---------------

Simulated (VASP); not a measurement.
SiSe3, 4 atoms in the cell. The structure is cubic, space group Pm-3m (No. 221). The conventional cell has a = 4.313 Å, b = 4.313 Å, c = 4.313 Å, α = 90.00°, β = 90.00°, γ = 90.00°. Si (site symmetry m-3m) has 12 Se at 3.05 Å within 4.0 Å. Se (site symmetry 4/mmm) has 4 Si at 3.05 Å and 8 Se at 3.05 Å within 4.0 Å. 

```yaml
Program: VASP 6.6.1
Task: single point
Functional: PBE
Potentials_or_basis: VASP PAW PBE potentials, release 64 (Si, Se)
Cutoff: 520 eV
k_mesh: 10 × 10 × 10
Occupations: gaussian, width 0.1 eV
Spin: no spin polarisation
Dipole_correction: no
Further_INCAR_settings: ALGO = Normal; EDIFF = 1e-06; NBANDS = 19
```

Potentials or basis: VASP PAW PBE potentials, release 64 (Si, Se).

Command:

---------------

**Work request**
Every line of the listing, first to last, should be retyped exactly.

**Written solution**
Simulated (VASP); not a measurement.
SiSe3, 4 atoms in the cell. The structure is cubic, space group Pm-3m (No. 221). The conventional cell has a = 4.313 Å, b = 4.313 Å, c = 4.313 Å, α = 90.00°, β = 90.00°, γ = 90.00°. Si (site symmetry m-3m) has 12 Se at 3.05 Å within 4.0 Å. Se (site symmetry 4/mmm) has 4 Si at 3.05 Å and 8 Se at 3.05 Å within 4.0 Å. 

```yaml
Program: VASP 6.6.1
Task: single point
Functional: PBE
Potentials_or_basis: VASP PAW PBE potentials, release 64 (Si, Se)
Cutoff: 520 eV
k_mesh: 10 × 10 × 10
Occupations: gaussian, width 0.1 eV
Spin: no spin polarisation
Dipole_correction: no
Further_INCAR_settings: ALGO = Normal; EDIFF = 1e-06; NBANDS = 19
```

Potentials or basis: VASP PAW PBE potentials, release 64 (Si, Se).

Command:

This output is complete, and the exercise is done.